ASSIGNMENT. Repeat exactly the opening lines of the records, ending with the line that contains "-0.11 | 304.47 |".

SUPPLIED MATERIAL.
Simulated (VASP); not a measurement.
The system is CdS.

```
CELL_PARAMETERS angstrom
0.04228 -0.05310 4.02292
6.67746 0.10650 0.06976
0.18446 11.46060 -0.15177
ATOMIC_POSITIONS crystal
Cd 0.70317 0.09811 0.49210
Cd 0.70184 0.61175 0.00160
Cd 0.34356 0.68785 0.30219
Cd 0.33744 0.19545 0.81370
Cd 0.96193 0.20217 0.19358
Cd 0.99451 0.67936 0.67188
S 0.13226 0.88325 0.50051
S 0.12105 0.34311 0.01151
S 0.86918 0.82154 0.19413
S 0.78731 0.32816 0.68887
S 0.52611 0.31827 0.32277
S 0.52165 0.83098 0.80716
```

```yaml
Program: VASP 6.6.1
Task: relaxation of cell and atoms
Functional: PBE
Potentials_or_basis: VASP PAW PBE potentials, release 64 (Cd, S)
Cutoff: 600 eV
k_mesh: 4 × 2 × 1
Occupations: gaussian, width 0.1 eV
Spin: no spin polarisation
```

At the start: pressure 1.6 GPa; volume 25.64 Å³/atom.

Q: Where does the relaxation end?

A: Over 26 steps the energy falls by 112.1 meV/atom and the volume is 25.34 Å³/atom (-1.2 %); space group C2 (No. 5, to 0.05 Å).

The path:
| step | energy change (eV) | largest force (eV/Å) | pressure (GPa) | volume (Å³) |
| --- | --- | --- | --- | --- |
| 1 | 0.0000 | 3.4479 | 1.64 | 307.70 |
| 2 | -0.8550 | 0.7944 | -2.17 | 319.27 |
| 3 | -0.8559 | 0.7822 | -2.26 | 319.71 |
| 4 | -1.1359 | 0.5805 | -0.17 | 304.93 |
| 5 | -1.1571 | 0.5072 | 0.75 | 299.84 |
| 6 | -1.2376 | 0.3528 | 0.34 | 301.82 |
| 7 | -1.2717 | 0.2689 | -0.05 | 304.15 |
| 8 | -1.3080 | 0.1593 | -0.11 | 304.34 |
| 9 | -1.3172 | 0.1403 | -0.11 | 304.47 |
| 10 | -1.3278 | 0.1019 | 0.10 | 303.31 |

TASK RESULT.
Simulated (VASP); not a measurement.
The system is CdS.

```
CELL_PARAMETERS angstrom
0.04228 -0.05310 4.02292
6.67746 0.10650 0.06976
0.18446 11.46060 -0.15177
ATOMIC_POSITIONS crystal
Cd 0.70317 0.09811 0.49210
Cd 0.70184 0.61175 0.00160
Cd 0.34356 0.68785 0.30219
Cd 0.33744 0.19545 0.81370
Cd 0.96193 0.20217 0.19358
Cd 0.99451 0.67936 0.67188
S 0.13226 0.88325 0.50051
S 0.12105 0.34311 0.01151
S 0.86918 0.82154 0.19413
S 0.78731 0.32816 0.68887
S 0.52611 0.31827 0.32277
S 0.52165 0.83098 0.80716
```

```yaml
Program: VASP 6.6.1
Task: relaxation of cell and atoms
Functional: PBE
Potentials_or_basis: VASP PAW PBE potentials, release 64 (Cd, S)
Cutoff: 600 eV
k_mesh: 4 × 2 × 1
Occupations: gaussian, width 0.1 eV
Spin: no spin polarisation
```

At the start: pressure 1.6 GPa; volume 25.64 Å³/atom.

Q: Where does the relaxation end?

A: Over 26 steps the energy falls by 112.1 meV/atom and the volume is 25.34 Å³/atom (-1.2 %); space group C2 (No. 5, to 0.05 Å).

The path:
| step | energy change (eV) | largest force (eV/Å) | pressure (GPa) | volume (Å³) |
| --- | --- | --- | --- | --- |
| 1 | 0.0000 | 3.4479 | 1.64 | 307.70 |
| 2 | -0.8550 | 0.7944 | -2.17 | 319.27 |
| 3 | -0.8559 | 0.7822 | -2.26 | 319.71 |
| 4 | -1.1359 | 0.5805 | -0.17 | 304.93 |
| 5 | -1.1571 | 0.5072 | 0.75 | 299.84 |
| 6 | -1.2376 | 0.3528 | 0.34 | 301.82 |
| 7 | -1.2717 | 0.2689 | -0.05 | 304.15 |
| 8 | -1.3080 | 0.1593 | -0.11 | 304.34 |
| 9 | -1.3172 | 0.1403 | -0.11 | 304.47 |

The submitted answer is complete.